▶ **Extracted data**
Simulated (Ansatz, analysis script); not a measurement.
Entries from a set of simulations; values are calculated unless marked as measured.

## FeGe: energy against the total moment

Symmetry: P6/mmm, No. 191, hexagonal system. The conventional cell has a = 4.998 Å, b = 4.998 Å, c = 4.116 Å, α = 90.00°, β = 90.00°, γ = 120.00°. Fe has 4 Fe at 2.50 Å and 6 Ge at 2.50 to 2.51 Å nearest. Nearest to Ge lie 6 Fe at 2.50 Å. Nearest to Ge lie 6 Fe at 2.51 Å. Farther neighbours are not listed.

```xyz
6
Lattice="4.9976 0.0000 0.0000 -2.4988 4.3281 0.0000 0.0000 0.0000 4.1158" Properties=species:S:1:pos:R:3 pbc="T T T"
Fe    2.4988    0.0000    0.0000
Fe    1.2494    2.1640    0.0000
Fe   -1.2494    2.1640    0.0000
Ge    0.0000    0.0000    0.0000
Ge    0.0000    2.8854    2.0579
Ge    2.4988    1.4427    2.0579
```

▶ **Action item**
Type out the entries exactly as they appear above.

▶ **Response area**
Simulated (Ansatz, analysis script); not a measurement.
Entries from a set of simulations; values are calculated unless marked as measured.

## FeGe: energy against the total moment

Symmetry: P6/mmm, No. 191, hexagonal system. The conventional cell has a = 4.998 Å, b = 4.998 Å, c = 4.116 Å, α = 90.00°, β = 90.00°, γ = 120.00°. Fe has 4 Fe at 2.50 Å and 6 Ge at 2.50 to 2.51 Å nearest. Nearest to Ge lie 6 Fe at 2.50 Å. Nearest to Ge lie 6 Fe at 2.51 Å. Farther neighbours are not listed.

```xyz
6
Lattice="4.9976 0.0000 0.0000 -2.4988 4.3281 0.0000 0.0000 0.0000 4.1158" Properties=species:S:1:pos:R:3 pbc="T T T"
Fe    2.4988    0.0000    0.0000
Fe    1.2494    2.1640    0.0000
Fe   -1.2494    2.1640    0.0000
Ge    0.0000    0.0000    0.0000
Ge    0.0000    2.8854    2.0579
Ge    2.4988    1.4427    2.0579
```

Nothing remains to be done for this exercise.